## GIVEN INFORMATION
════════
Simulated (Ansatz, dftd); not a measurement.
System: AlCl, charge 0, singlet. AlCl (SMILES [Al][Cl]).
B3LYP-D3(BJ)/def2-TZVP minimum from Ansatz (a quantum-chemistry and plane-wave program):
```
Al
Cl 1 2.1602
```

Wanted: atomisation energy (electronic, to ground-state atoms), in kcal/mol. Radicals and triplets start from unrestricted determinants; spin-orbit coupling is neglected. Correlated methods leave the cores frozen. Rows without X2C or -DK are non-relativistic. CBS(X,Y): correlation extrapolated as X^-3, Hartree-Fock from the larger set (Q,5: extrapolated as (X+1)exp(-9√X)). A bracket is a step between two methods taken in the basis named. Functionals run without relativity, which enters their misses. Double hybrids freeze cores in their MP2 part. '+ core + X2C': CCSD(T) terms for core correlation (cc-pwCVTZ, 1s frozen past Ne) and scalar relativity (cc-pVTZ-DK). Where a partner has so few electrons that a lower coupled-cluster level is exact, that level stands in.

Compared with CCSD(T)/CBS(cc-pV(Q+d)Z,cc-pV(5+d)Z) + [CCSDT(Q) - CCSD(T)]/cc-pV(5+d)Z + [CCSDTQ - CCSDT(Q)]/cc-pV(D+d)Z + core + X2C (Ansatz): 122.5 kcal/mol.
════════

## BRIEF
Return only the part of the records above that opens with the line containing "System: AlCl, charge" and closes with the line containing "Wanted: atomisation energy", ends included.

## ANSWER SECTION
System: AlCl, charge 0, singlet. AlCl (SMILES [Al][Cl]).
B3LYP-D3(BJ)/def2-TZVP minimum from Ansatz (a quantum-chemistry and plane-wave program):
```
Al
Cl 1 2.1602
```

Wanted: atomisation energy (electronic, to ground-state atoms), in kcal/mol. Radicals and triplets start from unrestricted determinants; spin-orbit coupling is neglected. Correlated methods leave the cores frozen. Rows without X2C or -DK are non-relativistic. CBS(X,Y): correlation extrapolated as X^-3, Hartree-Fock from the larger set (Q,5: extrapolated as (X+1)exp(-9√X)). A bracket is a step between two methods taken in the basis named. Functionals run without relativity, which enters their misses. Double hybrids freeze cores in their MP2 part. '+ core + X2C': CCSD(T) terms for core correlation (cc-pwCVTZ, 1s frozen past Ne) and scalar relativity (cc-pVTZ-DK). Where a partner has so few electrons that a lower coupled-cluster level is exact, that level stands in.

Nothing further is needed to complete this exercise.